Work instruction:
Transcribe the records that follow, preserving every word.

══ Input data
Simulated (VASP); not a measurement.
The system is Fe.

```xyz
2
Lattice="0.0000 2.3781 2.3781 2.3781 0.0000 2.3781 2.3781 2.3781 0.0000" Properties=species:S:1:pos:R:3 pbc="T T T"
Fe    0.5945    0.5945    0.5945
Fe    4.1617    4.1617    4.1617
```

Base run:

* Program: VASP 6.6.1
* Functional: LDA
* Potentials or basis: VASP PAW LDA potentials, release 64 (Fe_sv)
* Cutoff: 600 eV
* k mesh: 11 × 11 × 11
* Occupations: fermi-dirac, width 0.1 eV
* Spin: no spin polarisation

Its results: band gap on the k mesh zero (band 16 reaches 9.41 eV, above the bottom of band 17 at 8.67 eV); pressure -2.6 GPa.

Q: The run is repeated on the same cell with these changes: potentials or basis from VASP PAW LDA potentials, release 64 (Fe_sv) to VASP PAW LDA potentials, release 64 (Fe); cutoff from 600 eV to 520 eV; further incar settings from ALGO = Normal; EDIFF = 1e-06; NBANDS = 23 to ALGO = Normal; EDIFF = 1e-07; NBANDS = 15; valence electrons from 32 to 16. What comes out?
════

Expected answer:
Simulated (VASP); not a measurement.
The system is Fe.

```xyz
2
Lattice="0.0000 2.3781 2.3781 2.3781 0.0000 2.3781 2.3781 2.3781 0.0000" Properties=species:S:1:pos:R:3 pbc="T T T"
Fe    0.5945    0.5945    0.5945
Fe    4.1617    4.1617    4.1617
```

Base run:

* Program: VASP 6.6.1
* Functional: LDA
* Potentials or basis: VASP PAW LDA potentials, release 64 (Fe_sv)
* Cutoff: 600 eV
* k mesh: 11 × 11 × 11
* Occupations: fermi-dirac, width 0.1 eV
* Spin: no spin polarisation

Its results: band gap on the k mesh zero (band 16 reaches 9.41 eV, above the bottom of band 17 at 8.67 eV); pressure -2.6 GPa.

Q: The run is repeated on the same cell with these changes: potentials or basis from VASP PAW LDA potentials, release 64 (Fe_sv) to VASP PAW LDA potentials, release 64 (Fe); cutoff from 600 eV to 520 eV; further incar settings from ALGO = Normal; EDIFF = 1e-06; NBANDS = 23 to ALGO = Normal; EDIFF = 1e-07; NBANDS = 15; valence electrons from 32 to 16. What comes out?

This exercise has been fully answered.